- [Assigned task]
Please write out each entry below exactly as given.

================================
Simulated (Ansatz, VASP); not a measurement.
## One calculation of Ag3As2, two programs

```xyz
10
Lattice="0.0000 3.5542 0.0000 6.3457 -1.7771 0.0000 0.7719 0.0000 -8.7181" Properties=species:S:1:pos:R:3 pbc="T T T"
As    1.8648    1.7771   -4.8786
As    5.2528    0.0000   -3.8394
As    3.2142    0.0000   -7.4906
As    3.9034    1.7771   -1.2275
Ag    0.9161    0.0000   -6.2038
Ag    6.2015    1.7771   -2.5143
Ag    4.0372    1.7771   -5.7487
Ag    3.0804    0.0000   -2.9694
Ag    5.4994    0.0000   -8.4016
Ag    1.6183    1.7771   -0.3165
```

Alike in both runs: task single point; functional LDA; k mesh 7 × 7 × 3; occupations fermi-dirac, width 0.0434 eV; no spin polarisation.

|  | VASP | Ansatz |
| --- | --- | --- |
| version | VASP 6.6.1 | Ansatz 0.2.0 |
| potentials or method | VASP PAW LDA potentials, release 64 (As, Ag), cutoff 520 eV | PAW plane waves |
================================

- [Task result]
Simulated (Ansatz, VASP); not a measurement.
## One calculation of Ag3As2, two programs

```xyz
10
Lattice="0.0000 3.5542 0.0000 6.3457 -1.7771 0.0000 0.7719 0.0000 -8.7181" Properties=species:S:1:pos:R:3 pbc="T T T"
As    1.8648    1.7771   -4.8786
As    5.2528    0.0000   -3.8394
As    3.2142    0.0000   -7.4906
As    3.9034    1.7771   -1.2275
Ag    0.9161    0.0000   -6.2038
Ag    6.2015    1.7771   -2.5143
Ag    4.0372    1.7771   -5.7487
Ag    3.0804    0.0000   -2.9694
Ag    5.4994    0.0000   -8.4016
Ag    1.6183    1.7771   -0.3165
```

Alike in both runs: task single point; functional LDA; k mesh 7 × 7 × 3; occupations fermi-dirac, width 0.0434 eV; no spin polarisation.

|  | VASP | Ansatz |
| --- | --- | --- |
| version | VASP 6.6.1 | Ansatz 0.2.0 |
| potentials or method | VASP PAW LDA potentials, release 64 (As, Ag), cutoff 520 eV | PAW plane waves |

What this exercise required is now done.